_PROVIDED INFORMATION_:
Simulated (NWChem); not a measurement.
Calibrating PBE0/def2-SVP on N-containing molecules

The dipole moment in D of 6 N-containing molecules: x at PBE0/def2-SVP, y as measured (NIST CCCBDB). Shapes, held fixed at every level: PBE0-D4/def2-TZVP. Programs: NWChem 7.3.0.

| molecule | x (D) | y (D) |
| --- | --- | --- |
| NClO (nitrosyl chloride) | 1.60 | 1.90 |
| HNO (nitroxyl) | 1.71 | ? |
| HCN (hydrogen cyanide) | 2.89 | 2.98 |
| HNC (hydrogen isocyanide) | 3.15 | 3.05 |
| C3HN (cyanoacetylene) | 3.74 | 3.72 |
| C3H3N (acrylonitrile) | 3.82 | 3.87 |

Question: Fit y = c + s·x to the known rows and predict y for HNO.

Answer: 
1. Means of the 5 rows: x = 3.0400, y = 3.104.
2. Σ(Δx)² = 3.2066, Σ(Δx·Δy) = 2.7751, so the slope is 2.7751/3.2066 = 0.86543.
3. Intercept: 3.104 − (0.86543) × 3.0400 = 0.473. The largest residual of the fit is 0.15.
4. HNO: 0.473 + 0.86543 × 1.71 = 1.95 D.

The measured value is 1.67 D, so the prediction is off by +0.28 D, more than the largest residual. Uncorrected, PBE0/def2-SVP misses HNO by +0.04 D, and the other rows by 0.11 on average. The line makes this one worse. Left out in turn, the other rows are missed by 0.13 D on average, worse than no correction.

_EXERCISE_: Above are the lines; repeat exactly the ones from the line containing "3.15 | 3.05 |" down to the line containing "3. Intercept: 3.104", both inclusive.

_PROBLEM SOLUTION_:
| HNC (hydrogen isocyanide) | 3.15 | 3.05 |
| C3HN (cyanoacetylene) | 3.74 | 3.72 |
| C3H3N (acrylonitrile) | 3.82 | 3.87 |

Question: Fit y = c + s·x to the known rows and predict y for HNO.

Answer: 
1. Means of the 5 rows: x = 3.0400, y = 3.104.
2. Σ(Δx)² = 3.2066, Σ(Δx·Δy) = 2.7751, so the slope is 2.7751/3.2066 = 0.86543.
3. Intercept: 3.104 − (0.86543) × 3.0400 = 0.473. The largest residual of the fit is 0.15.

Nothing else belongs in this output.